WORK INSTRUCTION: Print the first line of the data below and every one after it, through the line containing "Each row replaces", exactly as written.

PROVIDED RECORDS:
::::::::

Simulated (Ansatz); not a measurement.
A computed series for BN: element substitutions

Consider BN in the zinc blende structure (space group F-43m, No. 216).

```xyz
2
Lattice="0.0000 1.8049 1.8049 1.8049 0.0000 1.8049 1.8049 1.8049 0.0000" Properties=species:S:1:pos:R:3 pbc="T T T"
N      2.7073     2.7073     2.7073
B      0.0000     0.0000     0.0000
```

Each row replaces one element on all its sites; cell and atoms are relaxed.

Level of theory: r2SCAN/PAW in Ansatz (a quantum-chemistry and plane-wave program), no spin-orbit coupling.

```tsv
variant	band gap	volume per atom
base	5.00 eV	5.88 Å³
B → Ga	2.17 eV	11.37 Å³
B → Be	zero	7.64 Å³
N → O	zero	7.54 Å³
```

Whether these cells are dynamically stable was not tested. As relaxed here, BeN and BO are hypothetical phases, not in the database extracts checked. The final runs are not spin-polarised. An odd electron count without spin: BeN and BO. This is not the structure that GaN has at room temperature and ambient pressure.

::::::::

WRITTEN REPLY:
Simulated (Ansatz); not a measurement.
A computed series for BN: element substitutions

Consider BN in the zinc blende structure (space group F-43m, No. 216).

```xyz
2
Lattice="0.0000 1.8049 1.8049 1.8049 0.0000 1.8049 1.8049 1.8049 0.0000" Properties=species:S:1:pos:R:3 pbc="T T T"
N      2.7073     2.7073     2.7073
B      0.0000     0.0000     0.0000
```

Each row replaces one element on all its sites; cell and atoms are relaxed.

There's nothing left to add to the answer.